◆ Extracted records ◆
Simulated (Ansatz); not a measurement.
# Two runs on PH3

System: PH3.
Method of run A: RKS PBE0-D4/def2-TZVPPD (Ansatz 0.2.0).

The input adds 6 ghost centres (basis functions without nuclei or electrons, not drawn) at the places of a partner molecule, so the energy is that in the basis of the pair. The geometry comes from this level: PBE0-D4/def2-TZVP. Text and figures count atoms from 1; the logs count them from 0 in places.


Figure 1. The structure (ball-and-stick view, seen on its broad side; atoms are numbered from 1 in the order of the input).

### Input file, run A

◆ Task item ◆
With the line holding "# Two runs on PH3" as the first and the line holding "Figure 1. The" as the last, please transcribe exactly the lines of the material above in that range and nothing else.

◆ Answer section ◆
# Two runs on PH3

System: PH3.
Method of run A: RKS PBE0-D4/def2-TZVPPD (Ansatz 0.2.0).

The input adds 6 ghost centres (basis functions without nuclei or electrons, not drawn) at the places of a partner molecule, so the energy is that in the basis of the pair. The geometry comes from this level: PBE0-D4/def2-TZVP. Text and figures count atoms from 1; the logs count them from 0 in places.


Figure 1. The structure (ball-and-stick view, seen on its broad side; atoms are numbered from 1 in the order of the input).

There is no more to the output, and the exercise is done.